Start of Given records

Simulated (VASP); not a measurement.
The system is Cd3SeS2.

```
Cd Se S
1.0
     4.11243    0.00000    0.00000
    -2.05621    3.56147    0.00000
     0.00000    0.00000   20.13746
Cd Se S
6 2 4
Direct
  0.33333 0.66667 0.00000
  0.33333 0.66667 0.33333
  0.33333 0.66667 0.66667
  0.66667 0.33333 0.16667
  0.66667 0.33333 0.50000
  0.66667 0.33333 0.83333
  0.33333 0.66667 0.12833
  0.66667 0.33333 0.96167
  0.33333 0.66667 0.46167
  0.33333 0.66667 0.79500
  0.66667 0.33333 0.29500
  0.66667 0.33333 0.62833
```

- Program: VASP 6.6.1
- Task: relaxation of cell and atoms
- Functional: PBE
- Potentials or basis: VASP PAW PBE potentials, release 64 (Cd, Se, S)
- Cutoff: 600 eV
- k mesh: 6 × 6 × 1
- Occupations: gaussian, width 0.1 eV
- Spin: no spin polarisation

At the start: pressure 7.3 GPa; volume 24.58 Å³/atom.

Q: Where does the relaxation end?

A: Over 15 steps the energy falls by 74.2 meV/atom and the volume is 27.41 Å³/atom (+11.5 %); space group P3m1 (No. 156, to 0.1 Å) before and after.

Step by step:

End of Given records

Activity: Give an exact transcription of all the material.

Exercise response:
Simulated (VASP); not a measurement.
The system is Cd3SeS2.

```
Cd Se S
1.0
     4.11243    0.00000    0.00000
    -2.05621    3.56147    0.00000
     0.00000    0.00000   20.13746
Cd Se S
6 2 4
Direct
  0.33333 0.66667 0.00000
  0.33333 0.66667 0.33333
  0.33333 0.66667 0.66667
  0.66667 0.33333 0.16667
  0.66667 0.33333 0.50000
  0.66667 0.33333 0.83333
  0.33333 0.66667 0.12833
  0.66667 0.33333 0.96167
  0.33333 0.66667 0.46167
  0.33333 0.66667 0.79500
  0.66667 0.33333 0.29500
  0.66667 0.33333 0.62833
```

- Program: VASP 6.6.1
- Task: relaxation of cell and atoms
- Functional: PBE
- Potentials or basis: VASP PAW PBE potentials, release 64 (Cd, Se, S)
- Cutoff: 600 eV
- k mesh: 6 × 6 × 1
- Occupations: gaussian, width 0.1 eV
- Spin: no spin polarisation

At the start: pressure 7.3 GPa; volume 24.58 Å³/atom.

Q: Where does the relaxation end?

A: Over 15 steps the energy falls by 74.2 meV/atom and the volume is 27.41 Å³/atom (+11.5 %); space group P3m1 (No. 156, to 0.1 Å) before and after.

Step by step:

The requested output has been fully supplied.